→ **REQUIREMENT**: Starting at the top of the records, output every line through the one that contains "At the start: pressure", keeping each exactly as it appears.

→ **DATA SUPPLIED**:
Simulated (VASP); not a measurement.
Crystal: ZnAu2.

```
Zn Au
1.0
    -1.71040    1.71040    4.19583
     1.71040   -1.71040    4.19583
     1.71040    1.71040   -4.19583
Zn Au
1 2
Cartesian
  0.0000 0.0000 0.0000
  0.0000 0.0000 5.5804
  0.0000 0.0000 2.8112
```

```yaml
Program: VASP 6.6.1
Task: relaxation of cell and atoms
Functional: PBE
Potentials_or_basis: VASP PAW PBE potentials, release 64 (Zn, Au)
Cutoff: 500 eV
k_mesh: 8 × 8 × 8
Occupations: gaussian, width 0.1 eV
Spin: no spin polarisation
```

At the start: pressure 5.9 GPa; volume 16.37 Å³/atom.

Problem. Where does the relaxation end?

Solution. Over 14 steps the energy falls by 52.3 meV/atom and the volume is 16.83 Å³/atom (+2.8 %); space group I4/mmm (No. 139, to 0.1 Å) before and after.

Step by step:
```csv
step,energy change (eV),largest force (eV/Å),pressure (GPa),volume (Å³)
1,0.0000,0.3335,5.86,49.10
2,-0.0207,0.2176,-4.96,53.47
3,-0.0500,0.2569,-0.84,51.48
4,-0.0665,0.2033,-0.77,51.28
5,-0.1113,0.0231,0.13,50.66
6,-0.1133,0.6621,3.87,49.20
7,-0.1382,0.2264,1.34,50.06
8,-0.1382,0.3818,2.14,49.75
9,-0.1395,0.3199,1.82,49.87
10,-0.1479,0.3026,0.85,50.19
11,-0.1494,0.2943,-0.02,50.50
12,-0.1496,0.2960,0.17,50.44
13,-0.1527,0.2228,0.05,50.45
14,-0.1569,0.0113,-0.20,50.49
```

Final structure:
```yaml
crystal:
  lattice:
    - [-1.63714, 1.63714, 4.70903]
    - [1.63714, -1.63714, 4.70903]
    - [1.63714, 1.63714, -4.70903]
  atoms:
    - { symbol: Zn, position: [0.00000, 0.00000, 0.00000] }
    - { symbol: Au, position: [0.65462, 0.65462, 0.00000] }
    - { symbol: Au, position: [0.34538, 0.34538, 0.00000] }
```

→ **EXERCISE ANSWER**:
Simulated (VASP); not a measurement.
Crystal: ZnAu2.

```
Zn Au
1.0
    -1.71040    1.71040    4.19583
     1.71040   -1.71040    4.19583
     1.71040    1.71040   -4.19583
Zn Au
1 2
Cartesian
  0.0000 0.0000 0.0000
  0.0000 0.0000 5.5804
  0.0000 0.0000 2.8112
```

```yaml
Program: VASP 6.6.1
Task: relaxation of cell and atoms
Functional: PBE
Potentials_or_basis: VASP PAW PBE potentials, release 64 (Zn, Au)
Cutoff: 500 eV
k_mesh: 8 × 8 × 8
Occupations: gaussian, width 0.1 eV
Spin: no spin polarisation
```

At the start: pressure 5.9 GPa; volume 16.37 Å³/atom.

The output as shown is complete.